▸ Study material:
========================================

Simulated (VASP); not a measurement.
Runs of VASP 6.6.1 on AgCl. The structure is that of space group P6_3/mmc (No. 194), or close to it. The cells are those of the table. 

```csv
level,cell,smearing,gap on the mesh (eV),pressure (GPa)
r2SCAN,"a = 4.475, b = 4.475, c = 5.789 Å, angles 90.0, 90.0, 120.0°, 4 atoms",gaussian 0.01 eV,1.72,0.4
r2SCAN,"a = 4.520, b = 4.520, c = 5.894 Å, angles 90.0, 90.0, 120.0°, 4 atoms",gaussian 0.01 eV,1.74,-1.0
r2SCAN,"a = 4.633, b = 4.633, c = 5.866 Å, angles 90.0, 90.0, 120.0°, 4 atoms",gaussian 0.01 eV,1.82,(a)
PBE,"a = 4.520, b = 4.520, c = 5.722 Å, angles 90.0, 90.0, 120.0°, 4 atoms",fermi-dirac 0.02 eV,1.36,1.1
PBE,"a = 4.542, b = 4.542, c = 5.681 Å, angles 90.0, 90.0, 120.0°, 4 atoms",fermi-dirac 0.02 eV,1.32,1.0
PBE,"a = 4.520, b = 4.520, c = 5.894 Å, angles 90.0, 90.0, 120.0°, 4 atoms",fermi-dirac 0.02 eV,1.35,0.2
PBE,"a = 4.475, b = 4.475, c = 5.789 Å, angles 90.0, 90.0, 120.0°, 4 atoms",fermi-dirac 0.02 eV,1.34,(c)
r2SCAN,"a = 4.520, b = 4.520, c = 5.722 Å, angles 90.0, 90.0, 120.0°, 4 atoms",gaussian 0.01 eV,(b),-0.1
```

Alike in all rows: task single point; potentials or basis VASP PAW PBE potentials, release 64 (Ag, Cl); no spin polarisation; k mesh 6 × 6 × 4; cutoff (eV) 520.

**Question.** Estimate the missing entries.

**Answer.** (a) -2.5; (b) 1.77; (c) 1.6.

========================================

▸ Requirement: In the listing above, find the line with "Runs of VASP" and the line with "the missing entries."; set down exactly those two lines and every line between them, nothing more.

▸ Exercise result:
Runs of VASP 6.6.1 on AgCl. The structure is that of space group P6_3/mmc (No. 194), or close to it. The cells are those of the table. 

```csv
level,cell,smearing,gap on the mesh (eV),pressure (GPa)
r2SCAN,"a = 4.475, b = 4.475, c = 5.789 Å, angles 90.0, 90.0, 120.0°, 4 atoms",gaussian 0.01 eV,1.72,0.4
r2SCAN,"a = 4.520, b = 4.520, c = 5.894 Å, angles 90.0, 90.0, 120.0°, 4 atoms",gaussian 0.01 eV,1.74,-1.0
r2SCAN,"a = 4.633, b = 4.633, c = 5.866 Å, angles 90.0, 90.0, 120.0°, 4 atoms",gaussian 0.01 eV,1.82,(a)
PBE,"a = 4.520, b = 4.520, c = 5.722 Å, angles 90.0, 90.0, 120.0°, 4 atoms",fermi-dirac 0.02 eV,1.36,1.1
PBE,"a = 4.542, b = 4.542, c = 5.681 Å, angles 90.0, 90.0, 120.0°, 4 atoms",fermi-dirac 0.02 eV,1.32,1.0
PBE,"a = 4.520, b = 4.520, c = 5.894 Å, angles 90.0, 90.0, 120.0°, 4 atoms",fermi-dirac 0.02 eV,1.35,0.2
PBE,"a = 4.475, b = 4.475, c = 5.789 Å, angles 90.0, 90.0, 120.0°, 4 atoms",fermi-dirac 0.02 eV,1.34,(c)
r2SCAN,"a = 4.520, b = 4.520, c = 5.722 Å, angles 90.0, 90.0, 120.0°, 4 atoms",gaussian 0.01 eV,(b),-0.1
```

Alike in all rows: task single point; potentials or basis VASP PAW PBE potentials, release 64 (Ag, Cl); no spin polarisation; k mesh 6 × 6 × 4; cutoff (eV) 520.

**Question.** Estimate the missing entries.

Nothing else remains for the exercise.